Please copy the leading lines of the entries below exactly, concluding with the line in which "A: Band gap" occurs.

MATERIAL SUPPLIED -
◆ ◆ ◆ ◆ ◆ ◆ ◆

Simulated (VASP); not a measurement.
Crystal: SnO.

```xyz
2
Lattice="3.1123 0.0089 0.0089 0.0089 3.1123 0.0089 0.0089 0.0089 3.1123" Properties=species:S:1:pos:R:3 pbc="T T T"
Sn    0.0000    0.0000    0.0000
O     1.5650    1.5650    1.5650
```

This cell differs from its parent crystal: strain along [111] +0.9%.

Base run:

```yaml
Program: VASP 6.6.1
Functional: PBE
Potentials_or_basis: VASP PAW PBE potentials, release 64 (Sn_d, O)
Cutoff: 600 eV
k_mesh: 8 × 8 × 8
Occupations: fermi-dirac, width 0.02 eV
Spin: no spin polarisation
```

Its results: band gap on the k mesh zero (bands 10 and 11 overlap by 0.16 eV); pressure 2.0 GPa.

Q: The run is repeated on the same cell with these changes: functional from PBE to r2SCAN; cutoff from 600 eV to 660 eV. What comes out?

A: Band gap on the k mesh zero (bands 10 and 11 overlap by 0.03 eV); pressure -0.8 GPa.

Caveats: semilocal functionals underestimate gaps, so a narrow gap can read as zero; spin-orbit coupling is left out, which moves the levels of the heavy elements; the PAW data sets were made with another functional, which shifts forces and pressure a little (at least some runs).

◆ ◆ ◆ ◆ ◆ ◆ ◆

YOUR SOLUTION -
Simulated (VASP); not a measurement.
Crystal: SnO.

```xyz
2
Lattice="3.1123 0.0089 0.0089 0.0089 3.1123 0.0089 0.0089 0.0089 3.1123" Properties=species:S:1:pos:R:3 pbc="T T T"
Sn    0.0000    0.0000    0.0000
O     1.5650    1.5650    1.5650
```

This cell differs from its parent crystal: strain along [111] +0.9%.

Base run:

```yaml
Program: VASP 6.6.1
Functional: PBE
Potentials_or_basis: VASP PAW PBE potentials, release 64 (Sn_d, O)
Cutoff: 600 eV
k_mesh: 8 × 8 × 8
Occupations: fermi-dirac, width 0.02 eV
Spin: no spin polarisation
```

Its results: band gap on the k mesh zero (bands 10 and 11 overlap by 0.16 eV); pressure 2.0 GPa.

Q: The run is repeated on the same cell with these changes: functional from PBE to r2SCAN; cutoff from 600 eV to 660 eV. What comes out?

A: Band gap on the k mesh zero (bands 10 and 11 overlap by 0.03 eV); pressure -0.8 GPa.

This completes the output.